__Brief__: The line containing "GFN2-xTB (xtb) at" marks the end: output every line of the data up to it, and that line too, exactly as written.

__Data extract__:
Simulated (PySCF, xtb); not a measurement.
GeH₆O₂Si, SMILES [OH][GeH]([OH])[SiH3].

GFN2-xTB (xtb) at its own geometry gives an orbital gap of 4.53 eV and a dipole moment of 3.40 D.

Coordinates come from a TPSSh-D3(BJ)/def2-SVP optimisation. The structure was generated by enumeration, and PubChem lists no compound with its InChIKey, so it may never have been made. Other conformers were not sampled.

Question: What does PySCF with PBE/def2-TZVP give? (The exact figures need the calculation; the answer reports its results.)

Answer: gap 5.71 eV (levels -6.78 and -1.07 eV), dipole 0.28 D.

__Answer section__:
Simulated (PySCF, xtb); not a measurement.
GeH₆O₂Si, SMILES [OH][GeH]([OH])[SiH3].

GFN2-xTB (xtb) at its own geometry gives an orbital gap of 4.53 eV and a dipole moment of 3.40 D.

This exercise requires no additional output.